Task item :: Set out the listing word for word. End with the line that contains "It took 2.1".

== Segment start ==
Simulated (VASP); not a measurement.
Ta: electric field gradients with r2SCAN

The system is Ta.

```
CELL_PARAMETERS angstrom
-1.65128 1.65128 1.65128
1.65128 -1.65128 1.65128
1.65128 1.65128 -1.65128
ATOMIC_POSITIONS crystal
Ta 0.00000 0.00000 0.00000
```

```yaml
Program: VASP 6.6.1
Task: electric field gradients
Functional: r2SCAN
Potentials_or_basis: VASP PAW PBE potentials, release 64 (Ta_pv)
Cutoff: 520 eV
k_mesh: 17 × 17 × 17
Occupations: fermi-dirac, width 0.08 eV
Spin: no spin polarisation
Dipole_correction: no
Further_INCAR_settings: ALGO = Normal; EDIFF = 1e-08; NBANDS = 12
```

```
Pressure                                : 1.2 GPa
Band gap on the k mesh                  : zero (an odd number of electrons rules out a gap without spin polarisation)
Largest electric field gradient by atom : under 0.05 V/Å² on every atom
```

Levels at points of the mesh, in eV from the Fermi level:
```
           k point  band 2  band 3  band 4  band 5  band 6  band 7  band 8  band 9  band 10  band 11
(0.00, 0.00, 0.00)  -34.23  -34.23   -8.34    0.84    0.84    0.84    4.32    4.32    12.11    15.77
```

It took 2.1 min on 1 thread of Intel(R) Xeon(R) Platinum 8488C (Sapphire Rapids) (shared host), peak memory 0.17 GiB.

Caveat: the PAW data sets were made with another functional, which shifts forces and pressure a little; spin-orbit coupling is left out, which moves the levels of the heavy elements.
== Segment end ==

Task solution ::
Simulated (VASP); not a measurement.
Ta: electric field gradients with r2SCAN

The system is Ta.

```
CELL_PARAMETERS angstrom
-1.65128 1.65128 1.65128
1.65128 -1.65128 1.65128
1.65128 1.65128 -1.65128
ATOMIC_POSITIONS crystal
Ta 0.00000 0.00000 0.00000
```

```yaml
Program: VASP 6.6.1
Task: electric field gradients
Functional: r2SCAN
Potentials_or_basis: VASP PAW PBE potentials, release 64 (Ta_pv)
Cutoff: 520 eV
k_mesh: 17 × 17 × 17
Occupations: fermi-dirac, width 0.08 eV
Spin: no spin polarisation
Dipole_correction: no
Further_INCAR_settings: ALGO = Normal; EDIFF = 1e-08; NBANDS = 12
```

```
Pressure                                : 1.2 GPa
Band gap on the k mesh                  : zero (an odd number of electrons rules out a gap without spin polarisation)
Largest electric field gradient by atom : under 0.05 V/Å² on every atom
```

Levels at points of the mesh, in eV from the Fermi level:
```
           k point  band 2  band 3  band 4  band 5  band 6  band 7  band 8  band 9  band 10  band 11
(0.00, 0.00, 0.00)  -34.23  -34.23   -8.34    0.84    0.84    0.84    4.32    4.32    12.11    15.77
```

It took 2.1 min on 1 thread of Intel(R) Xeon(R) Platinum 8488C (Sapphire Rapids) (shared host), peak memory 0.17 GiB.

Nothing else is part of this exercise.